==========
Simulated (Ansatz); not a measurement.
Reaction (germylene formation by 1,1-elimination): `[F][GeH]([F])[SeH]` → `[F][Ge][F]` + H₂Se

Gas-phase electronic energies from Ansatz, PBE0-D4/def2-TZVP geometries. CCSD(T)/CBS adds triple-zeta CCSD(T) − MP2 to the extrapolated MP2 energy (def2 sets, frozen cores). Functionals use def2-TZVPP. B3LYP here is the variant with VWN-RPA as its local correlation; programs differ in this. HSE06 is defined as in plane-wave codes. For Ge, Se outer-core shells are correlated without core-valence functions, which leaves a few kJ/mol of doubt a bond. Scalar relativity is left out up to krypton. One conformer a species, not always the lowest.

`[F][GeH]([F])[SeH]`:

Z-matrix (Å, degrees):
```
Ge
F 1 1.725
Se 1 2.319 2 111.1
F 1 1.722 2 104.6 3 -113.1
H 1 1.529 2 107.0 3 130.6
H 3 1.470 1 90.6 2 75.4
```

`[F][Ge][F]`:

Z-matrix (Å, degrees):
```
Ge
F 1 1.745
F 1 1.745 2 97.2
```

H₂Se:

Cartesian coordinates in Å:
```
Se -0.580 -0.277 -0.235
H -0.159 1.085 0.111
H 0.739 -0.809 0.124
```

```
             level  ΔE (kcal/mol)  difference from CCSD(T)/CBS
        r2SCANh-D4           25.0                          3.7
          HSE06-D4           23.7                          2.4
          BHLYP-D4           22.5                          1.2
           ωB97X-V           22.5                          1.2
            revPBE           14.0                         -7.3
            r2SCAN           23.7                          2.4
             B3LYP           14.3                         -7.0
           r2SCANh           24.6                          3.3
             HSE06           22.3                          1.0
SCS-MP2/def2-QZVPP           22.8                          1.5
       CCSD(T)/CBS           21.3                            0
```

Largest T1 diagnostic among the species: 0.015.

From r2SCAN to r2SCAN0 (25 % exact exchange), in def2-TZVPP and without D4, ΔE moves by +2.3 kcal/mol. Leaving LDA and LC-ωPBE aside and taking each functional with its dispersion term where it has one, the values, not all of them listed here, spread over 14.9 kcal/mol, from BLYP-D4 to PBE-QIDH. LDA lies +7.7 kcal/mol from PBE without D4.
==========

■ **Task item**: Give back, verbatim, the lines from the top of the entries above through the line containing "Reaction (germylene formation".

■ **Task output**:
Simulated (Ansatz); not a measurement.
Reaction (germylene formation by 1,1-elimination): `[F][GeH]([F])[SeH]` → `[F][Ge][F]` + H₂Se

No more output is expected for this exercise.